### [WORK ORDER]
Give back all of the data unchanged. Keep every word as it is.

### [DATA RECORDS]
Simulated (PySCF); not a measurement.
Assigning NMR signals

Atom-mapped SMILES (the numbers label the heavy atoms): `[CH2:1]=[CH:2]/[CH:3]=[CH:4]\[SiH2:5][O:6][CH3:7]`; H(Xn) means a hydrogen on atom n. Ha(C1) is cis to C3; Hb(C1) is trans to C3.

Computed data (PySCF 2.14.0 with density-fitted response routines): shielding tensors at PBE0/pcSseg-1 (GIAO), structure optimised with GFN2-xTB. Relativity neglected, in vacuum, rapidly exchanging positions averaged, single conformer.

### [EXERCISE ANSWER]
Simulated (PySCF); not a measurement.
Assigning NMR signals

Atom-mapped SMILES (the numbers label the heavy atoms): `[CH2:1]=[CH:2]/[CH:3]=[CH:4]\[SiH2:5][O:6][CH3:7]`; H(Xn) means a hydrogen on atom n. Ha(C1) is cis to C3; Hb(C1) is trans to C3.

Computed data (PySCF 2.14.0 with density-fitted response routines): shielding tensors at PBE0/pcSseg-1 (GIAO), structure optimised with GFN2-xTB. Relativity neglected, in vacuum, rapidly exchanging positions averaged, single conformer.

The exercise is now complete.